PROVIDED RECORDS »
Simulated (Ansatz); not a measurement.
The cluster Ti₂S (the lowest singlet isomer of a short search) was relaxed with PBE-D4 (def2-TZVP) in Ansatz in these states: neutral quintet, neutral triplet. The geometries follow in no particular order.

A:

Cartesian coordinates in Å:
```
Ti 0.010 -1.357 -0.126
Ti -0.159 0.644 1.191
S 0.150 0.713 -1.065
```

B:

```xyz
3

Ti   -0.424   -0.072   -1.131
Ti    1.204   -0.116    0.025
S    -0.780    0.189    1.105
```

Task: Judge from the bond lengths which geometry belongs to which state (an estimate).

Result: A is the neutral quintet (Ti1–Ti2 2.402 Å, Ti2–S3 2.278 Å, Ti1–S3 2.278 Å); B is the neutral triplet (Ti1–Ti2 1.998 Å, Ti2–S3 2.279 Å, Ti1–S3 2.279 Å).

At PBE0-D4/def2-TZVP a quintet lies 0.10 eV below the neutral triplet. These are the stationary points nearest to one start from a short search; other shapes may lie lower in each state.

BRIEF » In this exercise, copy only the lines from the opening line of the material through the line where "Result: A is" appears.

RESPONSE »
Simulated (Ansatz); not a measurement.
The cluster Ti₂S (the lowest singlet isomer of a short search) was relaxed with PBE-D4 (def2-TZVP) in Ansatz in these states: neutral quintet, neutral triplet. The geometries follow in no particular order.

A:

Cartesian coordinates in Å:
```
Ti 0.010 -1.357 -0.126
Ti -0.159 0.644 1.191
S 0.150 0.713 -1.065
```

B:

```xyz
3

Ti   -0.424   -0.072   -1.131
Ti    1.204   -0.116    0.025
S    -0.780    0.189    1.105
```

Task: Judge from the bond lengths which geometry belongs to which state (an estimate).

Result: A is the neutral quintet (Ti1–Ti2 2.402 Å, Ti2–S3 2.278 Å, Ti1–S3 2.278 Å); B is the neutral triplet (Ti1–Ti2 1.998 Å, Ti2–S3 2.279 Å, Ti1–S3 2.279 Å).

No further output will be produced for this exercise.